*SOURCE INFORMATION:*
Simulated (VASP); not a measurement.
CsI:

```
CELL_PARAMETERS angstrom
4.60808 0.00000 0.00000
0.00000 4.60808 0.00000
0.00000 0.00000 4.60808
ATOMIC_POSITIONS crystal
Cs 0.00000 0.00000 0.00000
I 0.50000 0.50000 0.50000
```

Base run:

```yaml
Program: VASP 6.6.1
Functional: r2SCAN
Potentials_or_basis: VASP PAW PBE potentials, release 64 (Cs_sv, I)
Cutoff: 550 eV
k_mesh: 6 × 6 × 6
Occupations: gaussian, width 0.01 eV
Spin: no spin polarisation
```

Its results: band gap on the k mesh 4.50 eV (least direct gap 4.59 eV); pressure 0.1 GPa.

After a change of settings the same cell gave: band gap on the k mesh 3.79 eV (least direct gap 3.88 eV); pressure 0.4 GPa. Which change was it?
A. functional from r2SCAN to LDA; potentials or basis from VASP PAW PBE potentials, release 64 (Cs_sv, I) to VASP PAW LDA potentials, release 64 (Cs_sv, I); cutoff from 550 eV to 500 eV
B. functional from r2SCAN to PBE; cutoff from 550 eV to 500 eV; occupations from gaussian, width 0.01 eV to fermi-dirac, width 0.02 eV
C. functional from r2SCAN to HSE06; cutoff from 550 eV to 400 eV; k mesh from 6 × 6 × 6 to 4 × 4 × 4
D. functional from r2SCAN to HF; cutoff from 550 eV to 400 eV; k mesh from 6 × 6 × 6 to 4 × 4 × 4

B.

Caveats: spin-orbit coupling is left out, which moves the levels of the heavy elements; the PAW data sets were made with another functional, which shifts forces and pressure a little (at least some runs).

*WORK REQUEST:* Reproduce all the records precisely.

*TASK SOLUTION:*
Simulated (VASP); not a measurement.
CsI:

```
CELL_PARAMETERS angstrom
4.60808 0.00000 0.00000
0.00000 4.60808 0.00000
0.00000 0.00000 4.60808
ATOMIC_POSITIONS crystal
Cs 0.00000 0.00000 0.00000
I 0.50000 0.50000 0.50000
```

Base run:

```yaml
Program: VASP 6.6.1
Functional: r2SCAN
Potentials_or_basis: VASP PAW PBE potentials, release 64 (Cs_sv, I)
Cutoff: 550 eV
k_mesh: 6 × 6 × 6
Occupations: gaussian, width 0.01 eV
Spin: no spin polarisation
```

Its results: band gap on the k mesh 4.50 eV (least direct gap 4.59 eV); pressure 0.1 GPa.

After a change of settings the same cell gave: band gap on the k mesh 3.79 eV (least direct gap 3.88 eV); pressure 0.4 GPa. Which change was it?
A. functional from r2SCAN to LDA; potentials or basis from VASP PAW PBE potentials, release 64 (Cs_sv, I) to VASP PAW LDA potentials, release 64 (Cs_sv, I); cutoff from 550 eV to 500 eV
B. functional from r2SCAN to PBE; cutoff from 550 eV to 500 eV; occupations from gaussian, width 0.01 eV to fermi-dirac, width 0.02 eV
C. functional from r2SCAN to HSE06; cutoff from 550 eV to 400 eV; k mesh from 6 × 6 × 6 to 4 × 4 × 4
D. functional from r2SCAN to HF; cutoff from 550 eV to 400 eV; k mesh from 6 × 6 × 6 to 4 × 4 × 4

B.

Caveats: spin-orbit coupling is left out, which moves the levels of the heavy elements; the PAW data sets were made with another functional, which shifts forces and pressure a little (at least some runs).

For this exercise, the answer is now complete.